Given records:
━━━━━━━━━━
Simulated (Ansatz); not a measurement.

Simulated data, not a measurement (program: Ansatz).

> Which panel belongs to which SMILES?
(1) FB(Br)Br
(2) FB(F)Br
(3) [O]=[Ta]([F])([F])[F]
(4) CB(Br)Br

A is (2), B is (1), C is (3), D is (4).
━━━━━━━━━━

Work order:
Once the line containing "(4) CB(Br)Br" has been written out, please stop; every line before it, back to the first line of the records above, should be given exactly.

Task response:
Simulated (Ansatz); not a measurement.

Simulated data, not a measurement (program: Ansatz).

> Which panel belongs to which SMILES?
(1) FB(Br)Br
(2) FB(F)Br
(3) [O]=[Ta]([F])([F])[F]
(4) CB(Br)Br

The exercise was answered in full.